_ _ _ _
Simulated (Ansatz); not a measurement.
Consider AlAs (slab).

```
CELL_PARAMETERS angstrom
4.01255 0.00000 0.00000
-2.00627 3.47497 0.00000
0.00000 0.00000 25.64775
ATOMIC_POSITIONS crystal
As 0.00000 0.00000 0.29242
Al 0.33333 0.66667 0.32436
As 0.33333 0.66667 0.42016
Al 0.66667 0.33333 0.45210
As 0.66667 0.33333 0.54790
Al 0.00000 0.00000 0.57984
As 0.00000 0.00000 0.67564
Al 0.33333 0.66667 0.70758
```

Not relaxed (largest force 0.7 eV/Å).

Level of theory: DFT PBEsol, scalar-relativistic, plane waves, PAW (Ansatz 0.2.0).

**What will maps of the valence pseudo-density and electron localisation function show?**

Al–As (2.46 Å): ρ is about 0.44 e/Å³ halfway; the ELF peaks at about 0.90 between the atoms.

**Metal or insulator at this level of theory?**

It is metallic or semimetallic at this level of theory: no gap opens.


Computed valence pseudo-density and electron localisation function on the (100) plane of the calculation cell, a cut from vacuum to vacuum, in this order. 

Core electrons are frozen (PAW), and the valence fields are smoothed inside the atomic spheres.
_ _ _ _

* [REQUIREMENT]: Set down, word for word, each line from the top of the records above through the line with "Not relaxed (largest force 0.7 eV/Å).".

* [EXERCISE ANSWER]:
Simulated (Ansatz); not a measurement.
Consider AlAs (slab).

```
CELL_PARAMETERS angstrom
4.01255 0.00000 0.00000
-2.00627 3.47497 0.00000
0.00000 0.00000 25.64775
ATOMIC_POSITIONS crystal
As 0.00000 0.00000 0.29242
Al 0.33333 0.66667 0.32436
As 0.33333 0.66667 0.42016
Al 0.66667 0.33333 0.45210
As 0.66667 0.33333 0.54790
Al 0.00000 0.00000 0.57984
As 0.00000 0.00000 0.67564
Al 0.33333 0.66667 0.70758
```

Not relaxed (largest force 0.7 eV/Å).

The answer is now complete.